(GIVEN ENTRIES Opens)

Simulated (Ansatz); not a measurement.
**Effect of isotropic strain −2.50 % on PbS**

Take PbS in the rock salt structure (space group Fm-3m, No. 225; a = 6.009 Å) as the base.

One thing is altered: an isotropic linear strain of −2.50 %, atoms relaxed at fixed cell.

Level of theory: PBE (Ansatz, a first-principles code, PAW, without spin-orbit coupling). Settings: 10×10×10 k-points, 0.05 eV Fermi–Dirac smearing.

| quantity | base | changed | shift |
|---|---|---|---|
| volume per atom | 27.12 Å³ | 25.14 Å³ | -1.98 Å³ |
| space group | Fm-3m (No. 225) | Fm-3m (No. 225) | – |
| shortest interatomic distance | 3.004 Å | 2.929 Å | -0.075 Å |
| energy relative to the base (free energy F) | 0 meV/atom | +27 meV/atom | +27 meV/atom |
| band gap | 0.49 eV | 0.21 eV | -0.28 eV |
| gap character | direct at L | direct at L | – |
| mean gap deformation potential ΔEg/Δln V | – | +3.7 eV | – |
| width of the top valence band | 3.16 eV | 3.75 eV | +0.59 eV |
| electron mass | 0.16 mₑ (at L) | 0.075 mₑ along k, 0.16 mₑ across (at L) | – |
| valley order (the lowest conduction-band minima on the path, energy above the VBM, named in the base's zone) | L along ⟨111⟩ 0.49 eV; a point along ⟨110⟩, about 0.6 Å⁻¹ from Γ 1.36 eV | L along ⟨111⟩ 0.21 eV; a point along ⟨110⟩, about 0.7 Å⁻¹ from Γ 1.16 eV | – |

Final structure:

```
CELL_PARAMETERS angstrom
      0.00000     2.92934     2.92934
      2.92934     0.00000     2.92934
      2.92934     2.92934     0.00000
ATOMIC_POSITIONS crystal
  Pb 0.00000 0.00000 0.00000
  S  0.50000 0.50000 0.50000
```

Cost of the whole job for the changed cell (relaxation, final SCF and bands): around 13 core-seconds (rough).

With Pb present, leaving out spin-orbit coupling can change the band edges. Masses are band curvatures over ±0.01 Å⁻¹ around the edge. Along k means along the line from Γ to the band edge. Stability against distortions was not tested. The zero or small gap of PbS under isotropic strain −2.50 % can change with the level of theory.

(GIVEN ENTRIES Closes)

## WORK INSTRUCTION
Would you please reproduce the records above exactly, only from their first line through the line holding "across (at L) | – |", with both ends included?

## YOUR RESPONSE
Simulated (Ansatz); not a measurement.
**Effect of isotropic strain −2.50 % on PbS**

Take PbS in the rock salt structure (space group Fm-3m, No. 225; a = 6.009 Å) as the base.

One thing is altered: an isotropic linear strain of −2.50 %, atoms relaxed at fixed cell.

Level of theory: PBE (Ansatz, a first-principles code, PAW, without spin-orbit coupling). Settings: 10×10×10 k-points, 0.05 eV Fermi–Dirac smearing.

| quantity | base | changed | shift |
|---|---|---|---|
| volume per atom | 27.12 Å³ | 25.14 Å³ | -1.98 Å³ |
| space group | Fm-3m (No. 225) | Fm-3m (No. 225) | – |
| shortest interatomic distance | 3.004 Å | 2.929 Å | -0.075 Å |
| energy relative to the base (free energy F) | 0 meV/atom | +27 meV/atom | +27 meV/atom |
| band gap | 0.49 eV | 0.21 eV | -0.28 eV |
| gap character | direct at L | direct at L | – |
| mean gap deformation potential ΔEg/Δln V | – | +3.7 eV | – |
| width of the top valence band | 3.16 eV | 3.75 eV | +0.59 eV |
| electron mass | 0.16 mₑ (at L) | 0.075 mₑ along k, 0.16 mₑ across (at L) | – |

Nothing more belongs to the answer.